◆ RECORD EXCERPTS
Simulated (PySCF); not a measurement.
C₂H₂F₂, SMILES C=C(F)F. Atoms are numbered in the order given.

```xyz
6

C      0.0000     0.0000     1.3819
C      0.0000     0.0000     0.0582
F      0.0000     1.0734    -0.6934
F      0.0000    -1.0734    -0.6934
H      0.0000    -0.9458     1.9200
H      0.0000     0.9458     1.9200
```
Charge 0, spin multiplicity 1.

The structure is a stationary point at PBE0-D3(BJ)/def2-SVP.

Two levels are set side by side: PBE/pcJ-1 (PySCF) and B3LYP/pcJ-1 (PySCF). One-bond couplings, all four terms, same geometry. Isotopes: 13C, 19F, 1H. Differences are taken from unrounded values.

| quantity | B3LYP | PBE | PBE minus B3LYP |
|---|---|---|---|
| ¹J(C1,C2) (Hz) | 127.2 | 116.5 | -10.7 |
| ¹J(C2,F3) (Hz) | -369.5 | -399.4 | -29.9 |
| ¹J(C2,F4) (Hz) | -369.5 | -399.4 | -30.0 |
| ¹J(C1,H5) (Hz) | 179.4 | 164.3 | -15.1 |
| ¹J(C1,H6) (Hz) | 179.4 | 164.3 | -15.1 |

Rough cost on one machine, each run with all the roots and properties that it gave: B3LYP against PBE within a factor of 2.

◆ WORK ITEM
Nothing but the lines from the start of the data above through the line with "-399.4 | -30.0 |" should appear in your answer, copied exactly.

◆ WRITTEN REPLY
Simulated (PySCF); not a measurement.
C₂H₂F₂, SMILES C=C(F)F. Atoms are numbered in the order given.

```xyz
6

C      0.0000     0.0000     1.3819
C      0.0000     0.0000     0.0582
F      0.0000     1.0734    -0.6934
F      0.0000    -1.0734    -0.6934
H      0.0000    -0.9458     1.9200
H      0.0000     0.9458     1.9200
```
Charge 0, spin multiplicity 1.

The structure is a stationary point at PBE0-D3(BJ)/def2-SVP.

Two levels are set side by side: PBE/pcJ-1 (PySCF) and B3LYP/pcJ-1 (PySCF). One-bond couplings, all four terms, same geometry. Isotopes: 13C, 19F, 1H. Differences are taken from unrounded values.

| quantity | B3LYP | PBE | PBE minus B3LYP |
|---|---|---|---|
| ¹J(C1,C2) (Hz) | 127.2 | 116.5 | -10.7 |
| ¹J(C2,F3) (Hz) | -369.5 | -399.4 | -29.9 |
| ¹J(C2,F4) (Hz) | -369.5 | -399.4 | -30.0 |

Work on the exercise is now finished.